» Entries shown:
= = = = = = =

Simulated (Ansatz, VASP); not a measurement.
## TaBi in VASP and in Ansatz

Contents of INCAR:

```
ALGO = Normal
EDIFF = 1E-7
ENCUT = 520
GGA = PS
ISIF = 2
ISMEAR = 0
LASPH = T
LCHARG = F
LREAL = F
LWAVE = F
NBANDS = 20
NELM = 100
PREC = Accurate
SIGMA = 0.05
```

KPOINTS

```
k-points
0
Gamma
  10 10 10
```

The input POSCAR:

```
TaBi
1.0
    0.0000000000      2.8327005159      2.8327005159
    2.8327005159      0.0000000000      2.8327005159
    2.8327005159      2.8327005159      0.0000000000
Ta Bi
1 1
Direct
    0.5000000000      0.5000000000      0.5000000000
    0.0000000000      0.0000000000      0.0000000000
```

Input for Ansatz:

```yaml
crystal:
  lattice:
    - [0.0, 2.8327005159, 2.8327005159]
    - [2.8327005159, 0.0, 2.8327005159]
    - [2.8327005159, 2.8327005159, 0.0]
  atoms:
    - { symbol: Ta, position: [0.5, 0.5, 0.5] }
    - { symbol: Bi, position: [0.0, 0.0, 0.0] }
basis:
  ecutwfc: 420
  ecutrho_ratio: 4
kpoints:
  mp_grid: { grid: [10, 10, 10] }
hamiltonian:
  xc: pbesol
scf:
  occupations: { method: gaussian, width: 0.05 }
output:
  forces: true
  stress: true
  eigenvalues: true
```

= = = = = = =

» Requirement: Return the whole listing exactly as it reads.

» Written solution:
Simulated (Ansatz, VASP); not a measurement.
## TaBi in VASP and in Ansatz

Contents of INCAR:

```
ALGO = Normal
EDIFF = 1E-7
ENCUT = 520
GGA = PS
ISIF = 2
ISMEAR = 0
LASPH = T
LCHARG = F
LREAL = F
LWAVE = F
NBANDS = 20
NELM = 100
PREC = Accurate
SIGMA = 0.05
```

KPOINTS

```
k-points
0
Gamma
  10 10 10
```

The input POSCAR:

```
TaBi
1.0
    0.0000000000      2.8327005159      2.8327005159
    2.8327005159      0.0000000000      2.8327005159
    2.8327005159      2.8327005159      0.0000000000
Ta Bi
1 1
Direct
    0.5000000000      0.5000000000      0.5000000000
    0.0000000000      0.0000000000      0.0000000000
```

Input for Ansatz:

```yaml
crystal:
  lattice:
    - [0.0, 2.8327005159, 2.8327005159]
    - [2.8327005159, 0.0, 2.8327005159]
    - [2.8327005159, 2.8327005159, 0.0]
  atoms:
    - { symbol: Ta, position: [0.5, 0.5, 0.5] }
    - { symbol: Bi, position: [0.0, 0.0, 0.0] }
basis:
  ecutwfc: 420
  ecutrho_ratio: 4
kpoints:
  mp_grid: { grid: [10, 10, 10] }
hamiltonian:
  xc: pbesol
scf:
  occupations: { method: gaussian, width: 0.05 }
output:
  forces: true
  stress: true
  eigenvalues: true
```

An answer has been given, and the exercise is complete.